▶ Work task: Using the listing below, print exactly everything from the line with "cm⁻¹ | dipole D |" down to the line with "105i | 2.52 |", both included, and nothing more.

= = = = =
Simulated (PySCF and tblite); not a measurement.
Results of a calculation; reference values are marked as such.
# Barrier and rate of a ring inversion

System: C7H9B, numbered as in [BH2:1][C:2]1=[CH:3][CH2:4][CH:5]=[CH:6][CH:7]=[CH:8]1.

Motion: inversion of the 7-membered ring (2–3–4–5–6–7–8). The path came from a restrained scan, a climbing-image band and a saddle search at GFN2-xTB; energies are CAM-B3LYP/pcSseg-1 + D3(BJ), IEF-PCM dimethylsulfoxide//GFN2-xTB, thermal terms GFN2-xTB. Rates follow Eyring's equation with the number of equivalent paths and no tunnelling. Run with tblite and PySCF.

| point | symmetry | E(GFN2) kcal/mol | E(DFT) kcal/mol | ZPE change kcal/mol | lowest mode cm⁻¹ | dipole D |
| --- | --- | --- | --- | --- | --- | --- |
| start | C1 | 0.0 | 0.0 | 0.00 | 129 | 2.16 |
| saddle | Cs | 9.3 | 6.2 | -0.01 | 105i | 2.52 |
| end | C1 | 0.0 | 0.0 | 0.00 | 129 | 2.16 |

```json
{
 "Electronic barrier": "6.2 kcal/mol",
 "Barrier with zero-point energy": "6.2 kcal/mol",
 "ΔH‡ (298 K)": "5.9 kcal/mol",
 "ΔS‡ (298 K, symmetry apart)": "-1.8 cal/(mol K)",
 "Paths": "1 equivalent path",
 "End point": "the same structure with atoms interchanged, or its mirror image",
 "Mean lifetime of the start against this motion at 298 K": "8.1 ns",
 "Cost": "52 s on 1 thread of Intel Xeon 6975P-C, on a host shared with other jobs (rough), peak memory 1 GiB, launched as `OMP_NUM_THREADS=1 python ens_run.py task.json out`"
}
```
= = = = =

▶ Answer section:
| point | symmetry | E(GFN2) kcal/mol | E(DFT) kcal/mol | ZPE change kcal/mol | lowest mode cm⁻¹ | dipole D |
| --- | --- | --- | --- | --- | --- | --- |
| start | C1 | 0.0 | 0.0 | 0.00 | 129 | 2.16 |
| saddle | Cs | 9.3 | 6.2 | -0.01 | 105i | 2.52 |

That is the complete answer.